» **Work request**
Give back exactly the lines of the material below, starting with the line with "- smallest direct" and going on through the line with "- energy per atom (σ→0): -3.405 eV/atom".

» **Stored data**
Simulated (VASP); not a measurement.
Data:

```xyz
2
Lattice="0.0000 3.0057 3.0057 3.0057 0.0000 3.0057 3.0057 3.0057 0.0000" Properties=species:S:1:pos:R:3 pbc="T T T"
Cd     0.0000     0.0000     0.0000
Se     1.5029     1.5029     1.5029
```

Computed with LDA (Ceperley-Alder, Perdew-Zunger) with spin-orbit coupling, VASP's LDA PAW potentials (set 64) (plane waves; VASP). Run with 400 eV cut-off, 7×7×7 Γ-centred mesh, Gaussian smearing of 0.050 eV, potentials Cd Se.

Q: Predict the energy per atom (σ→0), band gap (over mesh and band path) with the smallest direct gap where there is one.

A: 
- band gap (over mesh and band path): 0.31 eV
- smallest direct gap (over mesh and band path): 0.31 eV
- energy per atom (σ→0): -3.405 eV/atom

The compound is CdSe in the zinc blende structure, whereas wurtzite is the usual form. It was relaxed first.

» **Task response**
- smallest direct gap (over mesh and band path): 0.31 eV
- energy per atom (σ→0): -3.405 eV/atom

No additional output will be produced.